*** Block opens ***
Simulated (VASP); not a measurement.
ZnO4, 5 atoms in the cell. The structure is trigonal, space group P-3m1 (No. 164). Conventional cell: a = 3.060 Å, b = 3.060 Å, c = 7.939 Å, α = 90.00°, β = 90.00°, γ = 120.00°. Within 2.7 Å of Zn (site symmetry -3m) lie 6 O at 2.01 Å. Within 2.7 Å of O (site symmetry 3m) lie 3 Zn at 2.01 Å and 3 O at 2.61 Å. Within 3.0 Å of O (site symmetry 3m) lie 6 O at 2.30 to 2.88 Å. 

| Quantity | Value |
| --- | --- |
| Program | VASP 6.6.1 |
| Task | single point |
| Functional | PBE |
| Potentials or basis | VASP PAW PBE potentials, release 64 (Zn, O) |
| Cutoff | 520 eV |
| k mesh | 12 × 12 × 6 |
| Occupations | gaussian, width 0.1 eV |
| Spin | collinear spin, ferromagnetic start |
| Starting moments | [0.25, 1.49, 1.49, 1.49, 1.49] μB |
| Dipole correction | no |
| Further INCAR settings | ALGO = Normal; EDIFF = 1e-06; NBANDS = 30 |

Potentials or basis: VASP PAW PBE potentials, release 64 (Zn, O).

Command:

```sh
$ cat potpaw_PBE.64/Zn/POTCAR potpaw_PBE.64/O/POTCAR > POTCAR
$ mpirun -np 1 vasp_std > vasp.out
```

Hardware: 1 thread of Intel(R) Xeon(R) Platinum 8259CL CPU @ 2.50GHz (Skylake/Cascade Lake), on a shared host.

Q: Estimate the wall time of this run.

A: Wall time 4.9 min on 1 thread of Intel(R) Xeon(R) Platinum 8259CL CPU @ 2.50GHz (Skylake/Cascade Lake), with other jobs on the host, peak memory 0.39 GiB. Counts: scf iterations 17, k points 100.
*** Block closes ***

WORK TASK
What you give back should be only the lines of the records above, starting at the line with "ferromagnetic start |" and ending at the line with "Q: Estimate the wall time of this run.", restated word for word.

EXPECTED ANSWER
| Spin | collinear spin, ferromagnetic start |
| Starting moments | [0.25, 1.49, 1.49, 1.49, 1.49] μB |
| Dipole correction | no |
| Further INCAR settings | ALGO = Normal; EDIFF = 1e-06; NBANDS = 30 |

Potentials or basis: VASP PAW PBE potentials, release 64 (Zn, O).

Command:

```sh
$ cat potpaw_PBE.64/Zn/POTCAR potpaw_PBE.64/O/POTCAR > POTCAR
$ mpirun -np 1 vasp_std > vasp.out
```

Hardware: 1 thread of Intel(R) Xeon(R) Platinum 8259CL CPU @ 2.50GHz (Skylake/Cascade Lake), on a shared host.

Q: Estimate the wall time of this run.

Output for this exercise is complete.